**WORK ITEM:**
The records below must be transcribed exactly.

-- ENTRIES SUPPLIED follows --

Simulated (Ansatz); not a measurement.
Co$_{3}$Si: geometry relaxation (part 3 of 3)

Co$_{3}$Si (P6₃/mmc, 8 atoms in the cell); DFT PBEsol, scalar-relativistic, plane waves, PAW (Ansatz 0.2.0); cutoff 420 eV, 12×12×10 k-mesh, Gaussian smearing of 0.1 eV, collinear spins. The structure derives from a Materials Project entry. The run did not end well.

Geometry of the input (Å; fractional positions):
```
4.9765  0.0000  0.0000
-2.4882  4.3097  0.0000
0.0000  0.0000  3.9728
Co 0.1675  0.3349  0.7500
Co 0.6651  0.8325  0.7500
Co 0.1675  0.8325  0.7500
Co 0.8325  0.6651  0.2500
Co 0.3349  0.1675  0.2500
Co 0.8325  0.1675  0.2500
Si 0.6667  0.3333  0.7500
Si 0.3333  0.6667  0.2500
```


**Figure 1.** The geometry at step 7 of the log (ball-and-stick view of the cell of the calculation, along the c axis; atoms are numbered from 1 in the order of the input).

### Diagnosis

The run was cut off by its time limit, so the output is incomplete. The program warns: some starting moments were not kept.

-- ENTRIES SUPPLIED concluded --

**RESULT:**
Simulated (Ansatz); not a measurement.
Co$_{3}$Si: geometry relaxation (part 3 of 3)

Co$_{3}$Si (P6₃/mmc, 8 atoms in the cell); DFT PBEsol, scalar-relativistic, plane waves, PAW (Ansatz 0.2.0); cutoff 420 eV, 12×12×10 k-mesh, Gaussian smearing of 0.1 eV, collinear spins. The structure derives from a Materials Project entry. The run did not end well.

Geometry of the input (Å; fractional positions):
```
4.9765  0.0000  0.0000
-2.4882  4.3097  0.0000
0.0000  0.0000  3.9728
Co 0.1675  0.3349  0.7500
Co 0.6651  0.8325  0.7500
Co 0.1675  0.8325  0.7500
Co 0.8325  0.6651  0.2500
Co 0.3349  0.1675  0.2500
Co 0.8325  0.1675  0.2500
Si 0.6667  0.3333  0.7500
Si 0.3333  0.6667  0.2500
```


**Figure 1.** The geometry at step 7 of the log (ball-and-stick view of the cell of the calculation, along the c axis; atoms are numbered from 1 in the order of the input).

### Diagnosis

The run was cut off by its time limit, so the output is incomplete. The program warns: some starting moments were not kept.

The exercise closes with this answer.